———

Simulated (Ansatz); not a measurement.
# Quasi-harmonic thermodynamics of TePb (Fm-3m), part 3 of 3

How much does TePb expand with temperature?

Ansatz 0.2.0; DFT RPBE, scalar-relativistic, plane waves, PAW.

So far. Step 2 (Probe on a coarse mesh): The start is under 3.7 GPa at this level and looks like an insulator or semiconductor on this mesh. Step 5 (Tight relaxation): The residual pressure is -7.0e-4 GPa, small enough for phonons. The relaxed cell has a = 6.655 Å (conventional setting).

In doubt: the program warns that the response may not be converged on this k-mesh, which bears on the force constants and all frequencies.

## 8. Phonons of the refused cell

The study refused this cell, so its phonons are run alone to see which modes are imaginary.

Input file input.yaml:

———

### [WORK REQUEST]
Each entry needs to be transcribed exactly.

### [TASK RESULT]
Simulated (Ansatz); not a measurement.
# Quasi-harmonic thermodynamics of TePb (Fm-3m), part 3 of 3

How much does TePb expand with temperature?

Ansatz 0.2.0; DFT RPBE, scalar-relativistic, plane waves, PAW.

So far. Step 2 (Probe on a coarse mesh): The start is under 3.7 GPa at this level and looks like an insulator or semiconductor on this mesh. Step 5 (Tight relaxation): The residual pressure is -7.0e-4 GPa, small enough for phonons. The relaxed cell has a = 6.655 Å (conventional setting).

In doubt: the program warns that the response may not be converged on this k-mesh, which bears on the force constants and all frequencies.

## 8. Phonons of the refused cell

The study refused this cell, so its phonons are run alone to see which modes are imaginary.

Input file input.yaml:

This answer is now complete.